## Work order
Given the material below, output exactly the lines from the line with "Periodic cell of" to the line with "density cutoff ratio: 5", both ends included, and no other lines.

## Information supplied
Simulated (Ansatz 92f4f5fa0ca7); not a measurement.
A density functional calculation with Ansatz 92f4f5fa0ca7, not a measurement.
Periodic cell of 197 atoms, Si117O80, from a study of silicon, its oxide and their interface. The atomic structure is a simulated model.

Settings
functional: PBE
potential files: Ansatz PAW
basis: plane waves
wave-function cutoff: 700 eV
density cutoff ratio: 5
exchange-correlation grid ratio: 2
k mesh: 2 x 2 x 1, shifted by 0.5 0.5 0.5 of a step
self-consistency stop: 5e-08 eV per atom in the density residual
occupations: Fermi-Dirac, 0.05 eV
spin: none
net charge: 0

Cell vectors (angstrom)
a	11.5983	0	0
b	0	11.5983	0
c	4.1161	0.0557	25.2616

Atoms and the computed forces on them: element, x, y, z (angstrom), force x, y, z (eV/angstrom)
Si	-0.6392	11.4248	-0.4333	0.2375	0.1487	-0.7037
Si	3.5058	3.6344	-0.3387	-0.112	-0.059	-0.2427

## Problem solution
Periodic cell of 197 atoms, Si117O80, from a study of silicon, its oxide and their interface. The atomic structure is a simulated model.

Settings
functional: PBE
potential files: Ansatz PAW
basis: plane waves
wave-function cutoff: 700 eV
density cutoff ratio: 5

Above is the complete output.